DATA EXTRACTS Start Marker

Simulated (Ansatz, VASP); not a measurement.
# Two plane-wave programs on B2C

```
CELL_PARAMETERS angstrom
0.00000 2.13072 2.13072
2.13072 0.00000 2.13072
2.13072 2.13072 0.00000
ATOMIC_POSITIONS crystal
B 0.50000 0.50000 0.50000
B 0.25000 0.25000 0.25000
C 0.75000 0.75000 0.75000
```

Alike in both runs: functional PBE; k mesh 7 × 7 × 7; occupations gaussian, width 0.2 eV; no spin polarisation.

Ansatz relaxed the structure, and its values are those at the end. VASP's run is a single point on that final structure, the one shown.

DATA EXTRACTS End Marker

[BRIEF]
The records above are to be given again in full, exactly.

[ANSWER SECTION]
Simulated (Ansatz, VASP); not a measurement.
# Two plane-wave programs on B2C

```
CELL_PARAMETERS angstrom
0.00000 2.13072 2.13072
2.13072 0.00000 2.13072
2.13072 2.13072 0.00000
ATOMIC_POSITIONS crystal
B 0.50000 0.50000 0.50000
B 0.25000 0.25000 0.25000
C 0.75000 0.75000 0.75000
```

Alike in both runs: functional PBE; k mesh 7 × 7 × 7; occupations gaussian, width 0.2 eV; no spin polarisation.

Ansatz relaxed the structure, and its values are those at the end. VASP's run is a single point on that final structure, the one shown.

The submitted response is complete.